/---
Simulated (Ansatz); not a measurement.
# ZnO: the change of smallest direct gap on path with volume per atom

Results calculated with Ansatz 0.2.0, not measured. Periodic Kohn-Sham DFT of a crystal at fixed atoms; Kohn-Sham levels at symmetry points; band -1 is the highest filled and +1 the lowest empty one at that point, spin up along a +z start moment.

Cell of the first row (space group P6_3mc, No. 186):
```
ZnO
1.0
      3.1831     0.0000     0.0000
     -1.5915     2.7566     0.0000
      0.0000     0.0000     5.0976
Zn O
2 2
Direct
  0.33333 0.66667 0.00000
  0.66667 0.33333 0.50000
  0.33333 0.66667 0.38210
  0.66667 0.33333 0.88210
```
\---

## REQUIREMENT
From the first line to the last, return the data exactly.

## TASK OUTPUT
Simulated (Ansatz); not a measurement.
# ZnO: the change of smallest direct gap on path with volume per atom

Results calculated with Ansatz 0.2.0, not measured. Periodic Kohn-Sham DFT of a crystal at fixed atoms; Kohn-Sham levels at symmetry points; band -1 is the highest filled and +1 the lowest empty one at that point, spin up along a +z start moment.

Cell of the first row (space group P6_3mc, No. 186):
```
ZnO
1.0
      3.1831     0.0000     0.0000
     -1.5915     2.7566     0.0000
      0.0000     0.0000     5.0976
Zn O
2 2
Direct
  0.33333 0.66667 0.00000
  0.66667 0.33333 0.50000
  0.33333 0.66667 0.38210
  0.66667 0.33333 0.88210
```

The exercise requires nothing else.